§ Assignment: Print the records exactly. Every mark must remain.

# # # # #

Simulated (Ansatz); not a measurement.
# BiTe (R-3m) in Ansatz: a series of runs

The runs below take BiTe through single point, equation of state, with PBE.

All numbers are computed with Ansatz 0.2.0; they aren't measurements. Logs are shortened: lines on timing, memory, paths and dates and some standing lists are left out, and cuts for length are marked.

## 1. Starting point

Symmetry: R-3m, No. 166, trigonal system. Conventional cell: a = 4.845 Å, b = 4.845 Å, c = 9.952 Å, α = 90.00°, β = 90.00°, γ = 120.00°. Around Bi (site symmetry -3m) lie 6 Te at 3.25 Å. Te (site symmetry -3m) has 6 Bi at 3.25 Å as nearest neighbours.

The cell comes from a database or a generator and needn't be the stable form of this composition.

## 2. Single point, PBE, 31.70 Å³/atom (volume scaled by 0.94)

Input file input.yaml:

# # # # #

§ Task answer:
Simulated (Ansatz); not a measurement.
# BiTe (R-3m) in Ansatz: a series of runs

The runs below take BiTe through single point, equation of state, with PBE.

All numbers are computed with Ansatz 0.2.0; they aren't measurements. Logs are shortened: lines on timing, memory, paths and dates and some standing lists are left out, and cuts for length are marked.

## 1. Starting point

Symmetry: R-3m, No. 166, trigonal system. Conventional cell: a = 4.845 Å, b = 4.845 Å, c = 9.952 Å, α = 90.00°, β = 90.00°, γ = 120.00°. Around Bi (site symmetry -3m) lie 6 Te at 3.25 Å. Te (site symmetry -3m) has 6 Bi at 3.25 Å as nearest neighbours.

The cell comes from a database or a generator and needn't be the stable form of this composition.

## 2. Single point, PBE, 31.70 Å³/atom (volume scaled by 0.94)

Input file input.yaml:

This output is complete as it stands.